Exercise -
Using the records below, quote only the span that opens with the line containing "One way to write" and closes with the line containing "Potentials or basis: VASP", exactly and inclusively.

── Extracted entries

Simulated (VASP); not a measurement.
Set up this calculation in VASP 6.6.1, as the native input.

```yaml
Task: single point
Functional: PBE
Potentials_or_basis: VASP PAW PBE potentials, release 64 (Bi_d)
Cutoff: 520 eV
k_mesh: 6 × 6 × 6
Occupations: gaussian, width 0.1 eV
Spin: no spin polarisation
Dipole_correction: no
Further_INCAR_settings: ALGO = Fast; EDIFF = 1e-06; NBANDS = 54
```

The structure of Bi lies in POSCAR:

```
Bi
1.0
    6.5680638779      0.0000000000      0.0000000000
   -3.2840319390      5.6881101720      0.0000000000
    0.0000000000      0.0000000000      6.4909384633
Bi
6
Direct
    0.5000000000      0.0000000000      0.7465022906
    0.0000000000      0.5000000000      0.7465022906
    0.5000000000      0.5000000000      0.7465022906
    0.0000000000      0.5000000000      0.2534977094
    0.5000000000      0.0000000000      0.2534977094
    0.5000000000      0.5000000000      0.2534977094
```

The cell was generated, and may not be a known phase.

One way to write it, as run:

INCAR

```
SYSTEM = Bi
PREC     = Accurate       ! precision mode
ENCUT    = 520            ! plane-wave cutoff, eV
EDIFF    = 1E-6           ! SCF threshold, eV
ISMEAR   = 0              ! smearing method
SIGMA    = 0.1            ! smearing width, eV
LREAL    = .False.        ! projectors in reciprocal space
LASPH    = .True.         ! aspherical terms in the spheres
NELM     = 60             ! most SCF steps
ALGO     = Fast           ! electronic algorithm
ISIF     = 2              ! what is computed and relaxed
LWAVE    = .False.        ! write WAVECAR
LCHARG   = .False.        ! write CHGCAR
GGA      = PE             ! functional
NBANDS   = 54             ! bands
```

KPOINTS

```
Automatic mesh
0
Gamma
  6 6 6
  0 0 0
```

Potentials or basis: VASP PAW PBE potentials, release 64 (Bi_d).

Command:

────

Reply -
One way to write it, as run:

INCAR

```
SYSTEM = Bi
PREC     = Accurate       ! precision mode
ENCUT    = 520            ! plane-wave cutoff, eV
EDIFF    = 1E-6           ! SCF threshold, eV
ISMEAR   = 0              ! smearing method
SIGMA    = 0.1            ! smearing width, eV
LREAL    = .False.        ! projectors in reciprocal space
LASPH    = .True.         ! aspherical terms in the spheres
NELM     = 60             ! most SCF steps
ALGO     = Fast           ! electronic algorithm
ISIF     = 2              ! what is computed and relaxed
LWAVE    = .False.        ! write WAVECAR
LCHARG   = .False.        ! write CHGCAR
GGA      = PE             ! functional
NBANDS   = 54             ! bands
```

KPOINTS

```
Automatic mesh
0
Gamma
  6 6 6
  0 0 0
```

Potentials or basis: VASP PAW PBE potentials, release 64 (Bi_d).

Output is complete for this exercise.